········
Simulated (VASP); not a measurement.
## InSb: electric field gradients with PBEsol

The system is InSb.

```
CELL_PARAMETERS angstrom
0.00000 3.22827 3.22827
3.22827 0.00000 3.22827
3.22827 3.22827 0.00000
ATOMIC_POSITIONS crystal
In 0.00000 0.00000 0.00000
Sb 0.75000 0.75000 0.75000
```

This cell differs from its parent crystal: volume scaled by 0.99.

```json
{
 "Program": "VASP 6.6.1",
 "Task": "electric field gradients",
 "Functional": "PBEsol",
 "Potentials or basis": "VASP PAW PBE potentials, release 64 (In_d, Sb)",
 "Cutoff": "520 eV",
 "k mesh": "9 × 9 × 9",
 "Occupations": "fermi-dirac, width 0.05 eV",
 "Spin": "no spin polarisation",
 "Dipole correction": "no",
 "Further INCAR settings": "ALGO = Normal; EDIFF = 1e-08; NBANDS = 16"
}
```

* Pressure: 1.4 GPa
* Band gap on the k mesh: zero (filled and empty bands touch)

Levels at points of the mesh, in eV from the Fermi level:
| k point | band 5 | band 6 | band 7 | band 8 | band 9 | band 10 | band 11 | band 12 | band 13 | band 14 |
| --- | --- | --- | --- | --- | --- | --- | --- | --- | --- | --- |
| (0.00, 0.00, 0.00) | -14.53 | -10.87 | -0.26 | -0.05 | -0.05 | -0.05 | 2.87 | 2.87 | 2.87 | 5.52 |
········

Required action: Your answer must consist of every line above, transcribed verbatim.

Worked solution:
Simulated (VASP); not a measurement.
## InSb: electric field gradients with PBEsol

The system is InSb.

```
CELL_PARAMETERS angstrom
0.00000 3.22827 3.22827
3.22827 0.00000 3.22827
3.22827 3.22827 0.00000
ATOMIC_POSITIONS crystal
In 0.00000 0.00000 0.00000
Sb 0.75000 0.75000 0.75000
```

This cell differs from its parent crystal: volume scaled by 0.99.

```json
{
 "Program": "VASP 6.6.1",
 "Task": "electric field gradients",
 "Functional": "PBEsol",
 "Potentials or basis": "VASP PAW PBE potentials, release 64 (In_d, Sb)",
 "Cutoff": "520 eV",
 "k mesh": "9 × 9 × 9",
 "Occupations": "fermi-dirac, width 0.05 eV",
 "Spin": "no spin polarisation",
 "Dipole correction": "no",
 "Further INCAR settings": "ALGO = Normal; EDIFF = 1e-08; NBANDS = 16"
}
```

* Pressure: 1.4 GPa
* Band gap on the k mesh: zero (filled and empty bands touch)

Levels at points of the mesh, in eV from the Fermi level:
| k point | band 5 | band 6 | band 7 | band 8 | band 9 | band 10 | band 11 | band 12 | band 13 | band 14 |
| --- | --- | --- | --- | --- | --- | --- | --- | --- | --- | --- |
| (0.00, 0.00, 0.00) | -14.53 | -10.87 | -0.26 | -0.05 | -0.05 | -0.05 | 2.87 | 2.87 | 2.87 | 5.52 |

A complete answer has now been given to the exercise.